● **PROVIDED INFORMATION**
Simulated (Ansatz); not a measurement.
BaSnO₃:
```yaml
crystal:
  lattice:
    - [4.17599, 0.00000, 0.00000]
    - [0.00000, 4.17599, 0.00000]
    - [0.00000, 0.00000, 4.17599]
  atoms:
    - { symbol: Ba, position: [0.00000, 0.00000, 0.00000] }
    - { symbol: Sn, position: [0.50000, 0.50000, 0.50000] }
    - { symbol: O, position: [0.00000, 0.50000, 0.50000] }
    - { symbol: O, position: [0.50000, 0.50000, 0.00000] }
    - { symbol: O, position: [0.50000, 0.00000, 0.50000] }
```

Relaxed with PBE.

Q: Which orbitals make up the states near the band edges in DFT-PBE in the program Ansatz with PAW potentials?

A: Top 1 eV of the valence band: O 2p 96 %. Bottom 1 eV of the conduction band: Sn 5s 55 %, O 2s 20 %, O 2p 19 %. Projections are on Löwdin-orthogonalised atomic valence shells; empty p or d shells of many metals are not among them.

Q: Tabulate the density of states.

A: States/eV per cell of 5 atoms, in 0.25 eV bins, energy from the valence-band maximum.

● **WORK ITEM**
Please print, exactly and with nothing else, the lines from the first line of the entries through the line containing "Q: Tabulate the density of states.".

● **EXERCISE OUTPUT**
Simulated (Ansatz); not a measurement.
BaSnO₃:
```yaml
crystal:
  lattice:
    - [4.17599, 0.00000, 0.00000]
    - [0.00000, 4.17599, 0.00000]
    - [0.00000, 0.00000, 4.17599]
  atoms:
    - { symbol: Ba, position: [0.00000, 0.00000, 0.00000] }
    - { symbol: Sn, position: [0.50000, 0.50000, 0.50000] }
    - { symbol: O, position: [0.00000, 0.50000, 0.50000] }
    - { symbol: O, position: [0.50000, 0.50000, 0.00000] }
    - { symbol: O, position: [0.50000, 0.00000, 0.50000] }
```

Relaxed with PBE.

Q: Which orbitals make up the states near the band edges in DFT-PBE in the program Ansatz with PAW potentials?

A: Top 1 eV of the valence band: O 2p 96 %. Bottom 1 eV of the conduction band: Sn 5s 55 %, O 2s 20 %, O 2p 19 %. Projections are on Löwdin-orthogonalised atomic valence shells; empty p or d shells of many metals are not among them.

Q: Tabulate the density of states.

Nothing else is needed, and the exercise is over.